EXERCISE:
Please restate exactly what appears in the records below from the first line to the line where "Potentials or basis: VASP" is, that line included.

(MATERIAL SUPPLIED)

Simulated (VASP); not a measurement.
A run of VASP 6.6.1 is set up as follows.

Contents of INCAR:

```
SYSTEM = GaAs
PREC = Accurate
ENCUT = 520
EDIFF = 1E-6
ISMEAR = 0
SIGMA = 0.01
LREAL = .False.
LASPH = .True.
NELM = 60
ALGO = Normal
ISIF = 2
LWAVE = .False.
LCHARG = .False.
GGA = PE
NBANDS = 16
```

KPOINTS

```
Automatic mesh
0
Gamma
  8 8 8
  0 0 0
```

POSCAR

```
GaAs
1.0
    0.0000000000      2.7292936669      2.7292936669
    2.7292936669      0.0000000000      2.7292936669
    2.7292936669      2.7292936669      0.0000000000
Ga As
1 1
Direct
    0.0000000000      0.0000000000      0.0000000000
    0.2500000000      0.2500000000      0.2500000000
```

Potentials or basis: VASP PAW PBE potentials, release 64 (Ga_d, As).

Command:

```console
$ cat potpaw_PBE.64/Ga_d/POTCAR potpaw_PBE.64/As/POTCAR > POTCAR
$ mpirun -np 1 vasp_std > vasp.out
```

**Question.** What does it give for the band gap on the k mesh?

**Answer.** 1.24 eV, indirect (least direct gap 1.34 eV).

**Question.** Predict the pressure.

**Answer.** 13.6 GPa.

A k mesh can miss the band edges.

(End MATERIAL SUPPLIED)

EXERCISE OUTPUT:
Simulated (VASP); not a measurement.
A run of VASP 6.6.1 is set up as follows.

Contents of INCAR:

```
SYSTEM = GaAs
PREC = Accurate
ENCUT = 520
EDIFF = 1E-6
ISMEAR = 0
SIGMA = 0.01
LREAL = .False.
LASPH = .True.
NELM = 60
ALGO = Normal
ISIF = 2
LWAVE = .False.
LCHARG = .False.
GGA = PE
NBANDS = 16
```

KPOINTS

```
Automatic mesh
0
Gamma
  8 8 8
  0 0 0
```

POSCAR

```
GaAs
1.0
    0.0000000000      2.7292936669      2.7292936669
    2.7292936669      0.0000000000      2.7292936669
    2.7292936669      2.7292936669      0.0000000000
Ga As
1 1
Direct
    0.0000000000      0.0000000000      0.0000000000
    0.2500000000      0.2500000000      0.2500000000
```

Potentials or basis: VASP PAW PBE potentials, release 64 (Ga_d, As).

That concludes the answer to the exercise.